__WORK INSTRUCTION__. Please quote exactly the lines below from the line containing "Program: VASP 6.6.1" to the line containing "no spin polarisation", both lines included, and nothing else.

[STORED DATA — start]

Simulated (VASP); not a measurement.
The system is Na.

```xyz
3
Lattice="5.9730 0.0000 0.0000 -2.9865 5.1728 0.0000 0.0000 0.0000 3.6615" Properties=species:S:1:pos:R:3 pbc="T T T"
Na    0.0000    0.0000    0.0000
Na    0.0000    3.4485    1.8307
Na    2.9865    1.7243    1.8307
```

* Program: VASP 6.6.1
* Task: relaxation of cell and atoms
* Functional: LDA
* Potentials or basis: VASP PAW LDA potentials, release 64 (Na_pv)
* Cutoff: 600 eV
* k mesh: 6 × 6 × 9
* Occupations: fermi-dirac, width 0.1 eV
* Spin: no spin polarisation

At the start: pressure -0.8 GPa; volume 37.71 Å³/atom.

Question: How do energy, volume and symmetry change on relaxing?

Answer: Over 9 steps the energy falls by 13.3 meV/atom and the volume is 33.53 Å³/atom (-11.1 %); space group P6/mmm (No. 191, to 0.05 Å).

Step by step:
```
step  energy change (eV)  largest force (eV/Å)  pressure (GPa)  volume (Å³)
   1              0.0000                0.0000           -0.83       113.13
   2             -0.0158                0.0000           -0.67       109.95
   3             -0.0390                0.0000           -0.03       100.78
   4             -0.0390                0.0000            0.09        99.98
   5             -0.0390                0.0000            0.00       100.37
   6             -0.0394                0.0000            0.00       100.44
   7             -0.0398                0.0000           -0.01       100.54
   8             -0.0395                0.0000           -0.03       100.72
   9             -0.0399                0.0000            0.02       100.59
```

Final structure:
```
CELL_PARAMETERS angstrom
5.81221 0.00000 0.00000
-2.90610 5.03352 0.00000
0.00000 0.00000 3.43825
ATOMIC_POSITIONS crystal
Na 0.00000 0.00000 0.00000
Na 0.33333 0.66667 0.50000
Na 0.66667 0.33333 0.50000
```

[STORED DATA — finish]

__PROBLEM SOLUTION__.
* Program: VASP 6.6.1
* Task: relaxation of cell and atoms
* Functional: LDA
* Potentials or basis: VASP PAW LDA potentials, release 64 (Na_pv)
* Cutoff: 600 eV
* k mesh: 6 × 6 × 9
* Occupations: fermi-dirac, width 0.1 eV
* Spin: no spin polarisation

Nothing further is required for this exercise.